Requirement: Each line of the material, from the first through the one containing "Task: Standard potentials.", is to be written out exactly.

----- Data under study
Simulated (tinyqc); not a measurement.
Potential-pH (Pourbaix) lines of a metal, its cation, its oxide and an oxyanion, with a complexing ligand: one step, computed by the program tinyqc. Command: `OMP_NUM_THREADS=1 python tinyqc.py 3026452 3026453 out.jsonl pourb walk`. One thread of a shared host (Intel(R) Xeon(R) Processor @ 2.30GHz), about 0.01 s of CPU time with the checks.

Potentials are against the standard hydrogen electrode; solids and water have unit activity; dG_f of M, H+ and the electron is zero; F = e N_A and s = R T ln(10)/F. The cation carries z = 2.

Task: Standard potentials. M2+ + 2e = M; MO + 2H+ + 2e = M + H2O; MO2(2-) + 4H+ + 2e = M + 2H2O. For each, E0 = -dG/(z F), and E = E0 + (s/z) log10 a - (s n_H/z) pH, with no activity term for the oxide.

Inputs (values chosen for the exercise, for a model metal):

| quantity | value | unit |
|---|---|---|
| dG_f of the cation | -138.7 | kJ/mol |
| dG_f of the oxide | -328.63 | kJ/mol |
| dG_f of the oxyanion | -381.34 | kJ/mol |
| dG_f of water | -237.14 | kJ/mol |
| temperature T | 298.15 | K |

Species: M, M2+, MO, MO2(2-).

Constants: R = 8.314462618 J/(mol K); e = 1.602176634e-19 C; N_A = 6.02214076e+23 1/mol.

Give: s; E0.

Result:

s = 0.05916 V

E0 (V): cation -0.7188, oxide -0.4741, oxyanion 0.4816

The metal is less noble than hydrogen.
----------

Exercise response:
Simulated (tinyqc); not a measurement.
Potential-pH (Pourbaix) lines of a metal, its cation, its oxide and an oxyanion, with a complexing ligand: one step, computed by the program tinyqc. Command: `OMP_NUM_THREADS=1 python tinyqc.py 3026452 3026453 out.jsonl pourb walk`. One thread of a shared host (Intel(R) Xeon(R) Processor @ 2.30GHz), about 0.01 s of CPU time with the checks.

Potentials are against the standard hydrogen electrode; solids and water have unit activity; dG_f of M, H+ and the electron is zero; F = e N_A and s = R T ln(10)/F. The cation carries z = 2.

Task: Standard potentials. M2+ + 2e = M; MO + 2H+ + 2e = M + H2O; MO2(2-) + 4H+ + 2e = M + 2H2O. For each, E0 = -dG/(z F), and E = E0 + (s/z) log10 a - (s n_H/z) pH, with no activity term for the oxide.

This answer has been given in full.